■ **WORK INSTRUCTION**: What is needed here is an exact reprint of every record below.

BEGIN RECORDED INFORMATION
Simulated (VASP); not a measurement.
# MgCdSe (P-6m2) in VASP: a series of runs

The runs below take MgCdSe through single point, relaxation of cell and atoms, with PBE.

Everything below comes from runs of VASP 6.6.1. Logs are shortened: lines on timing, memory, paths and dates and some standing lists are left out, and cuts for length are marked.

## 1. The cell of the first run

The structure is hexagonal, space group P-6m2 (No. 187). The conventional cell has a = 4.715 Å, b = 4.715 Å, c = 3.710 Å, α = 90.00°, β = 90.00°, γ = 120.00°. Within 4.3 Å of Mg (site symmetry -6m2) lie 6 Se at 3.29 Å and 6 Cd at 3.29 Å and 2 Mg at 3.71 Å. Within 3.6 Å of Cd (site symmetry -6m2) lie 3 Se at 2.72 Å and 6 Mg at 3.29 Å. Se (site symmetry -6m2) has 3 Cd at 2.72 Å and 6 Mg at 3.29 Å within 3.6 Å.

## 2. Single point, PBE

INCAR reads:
END RECORDED INFORMATION

■ **RESPONSE AREA**:
Simulated (VASP); not a measurement.
# MgCdSe (P-6m2) in VASP: a series of runs

The runs below take MgCdSe through single point, relaxation of cell and atoms, with PBE.

Everything below comes from runs of VASP 6.6.1. Logs are shortened: lines on timing, memory, paths and dates and some standing lists are left out, and cuts for length are marked.

## 1. The cell of the first run

The structure is hexagonal, space group P-6m2 (No. 187). The conventional cell has a = 4.715 Å, b = 4.715 Å, c = 3.710 Å, α = 90.00°, β = 90.00°, γ = 120.00°. Within 4.3 Å of Mg (site symmetry -6m2) lie 6 Se at 3.29 Å and 6 Cd at 3.29 Å and 2 Mg at 3.71 Å. Within 3.6 Å of Cd (site symmetry -6m2) lie 3 Se at 2.72 Å and 6 Mg at 3.29 Å. Se (site symmetry -6m2) has 3 Cd at 2.72 Å and 6 Mg at 3.29 Å within 3.6 Å.

## 2. Single point, PBE

INCAR reads:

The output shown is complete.